From the listing below, reproduce word for word the part that opens with the line containing "Set up this" and closes with the line containing "These files were"; reproduce nothing else.

= DATA TO EXAMINE =
'''
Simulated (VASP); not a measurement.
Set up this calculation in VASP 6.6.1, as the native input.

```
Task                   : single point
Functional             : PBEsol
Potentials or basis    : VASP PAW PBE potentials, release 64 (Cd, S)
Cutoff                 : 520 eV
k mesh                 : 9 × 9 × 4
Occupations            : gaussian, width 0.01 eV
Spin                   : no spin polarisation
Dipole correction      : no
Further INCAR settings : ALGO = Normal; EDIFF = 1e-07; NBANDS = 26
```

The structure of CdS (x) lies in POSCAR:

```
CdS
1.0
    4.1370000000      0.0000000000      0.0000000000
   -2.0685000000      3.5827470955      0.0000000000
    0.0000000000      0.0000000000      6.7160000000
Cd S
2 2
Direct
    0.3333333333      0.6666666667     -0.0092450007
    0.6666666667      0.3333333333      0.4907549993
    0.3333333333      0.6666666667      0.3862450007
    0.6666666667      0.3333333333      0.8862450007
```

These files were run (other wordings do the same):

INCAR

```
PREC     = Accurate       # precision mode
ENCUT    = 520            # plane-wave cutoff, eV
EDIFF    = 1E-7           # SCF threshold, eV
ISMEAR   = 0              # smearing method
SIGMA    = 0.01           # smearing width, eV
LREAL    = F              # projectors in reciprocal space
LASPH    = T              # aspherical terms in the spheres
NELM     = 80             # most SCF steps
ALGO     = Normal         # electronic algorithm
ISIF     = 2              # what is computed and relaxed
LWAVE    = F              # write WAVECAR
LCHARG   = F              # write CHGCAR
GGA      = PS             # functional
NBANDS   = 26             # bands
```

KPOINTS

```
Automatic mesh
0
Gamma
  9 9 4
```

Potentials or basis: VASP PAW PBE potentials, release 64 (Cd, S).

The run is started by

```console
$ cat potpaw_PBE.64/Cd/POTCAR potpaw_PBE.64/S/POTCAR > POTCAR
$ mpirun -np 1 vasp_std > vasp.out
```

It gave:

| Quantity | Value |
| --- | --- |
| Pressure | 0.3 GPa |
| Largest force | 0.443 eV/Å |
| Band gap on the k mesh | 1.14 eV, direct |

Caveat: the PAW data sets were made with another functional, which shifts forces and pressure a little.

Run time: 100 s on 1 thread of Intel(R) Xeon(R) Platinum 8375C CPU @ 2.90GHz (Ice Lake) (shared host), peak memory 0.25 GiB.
'''

= EXERCISE ANSWER =
Set up this calculation in VASP 6.6.1, as the native input.

```
Task                   : single point
Functional             : PBEsol
Potentials or basis    : VASP PAW PBE potentials, release 64 (Cd, S)
Cutoff                 : 520 eV
k mesh                 : 9 × 9 × 4
Occupations            : gaussian, width 0.01 eV
Spin                   : no spin polarisation
Dipole correction      : no
Further INCAR settings : ALGO = Normal; EDIFF = 1e-07; NBANDS = 26
```

The structure of CdS (x) lies in POSCAR:

```
CdS
1.0
    4.1370000000      0.0000000000      0.0000000000
   -2.0685000000      3.5827470955      0.0000000000
    0.0000000000      0.0000000000      6.7160000000
Cd S
2 2
Direct
    0.3333333333      0.6666666667     -0.0092450007
    0.6666666667      0.3333333333      0.4907549993
    0.3333333333      0.6666666667      0.3862450007
    0.6666666667      0.3333333333      0.8862450007
```

These files were run (other wordings do the same):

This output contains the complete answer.